Within the material below, locate the line with "- C–F (1.38" and the line with "- C–C (1.46", then return those two lines and all lines between them, exactly as written.

Data for review Block Start

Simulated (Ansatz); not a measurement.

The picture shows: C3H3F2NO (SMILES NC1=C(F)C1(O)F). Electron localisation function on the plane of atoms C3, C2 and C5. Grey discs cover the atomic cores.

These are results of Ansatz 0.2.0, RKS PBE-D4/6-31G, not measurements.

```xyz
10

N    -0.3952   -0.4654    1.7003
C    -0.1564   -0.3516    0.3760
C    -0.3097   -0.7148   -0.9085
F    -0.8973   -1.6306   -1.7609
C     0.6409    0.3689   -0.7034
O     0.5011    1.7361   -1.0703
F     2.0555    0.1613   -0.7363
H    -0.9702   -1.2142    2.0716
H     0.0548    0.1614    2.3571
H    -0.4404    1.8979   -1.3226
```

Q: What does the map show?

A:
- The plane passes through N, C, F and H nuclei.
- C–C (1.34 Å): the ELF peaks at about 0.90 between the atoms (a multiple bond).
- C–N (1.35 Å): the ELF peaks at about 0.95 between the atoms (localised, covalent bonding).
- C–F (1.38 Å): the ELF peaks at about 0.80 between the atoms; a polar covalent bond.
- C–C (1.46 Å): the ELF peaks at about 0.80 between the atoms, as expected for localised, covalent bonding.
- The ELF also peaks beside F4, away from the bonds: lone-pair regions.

Data for review Block End

→ **Answer area**
- C–F (1.38 Å): the ELF peaks at about 0.80 between the atoms; a polar covalent bond.
- C–C (1.46 Å): the ELF peaks at about 0.80 between the atoms, as expected for localised, covalent bonding.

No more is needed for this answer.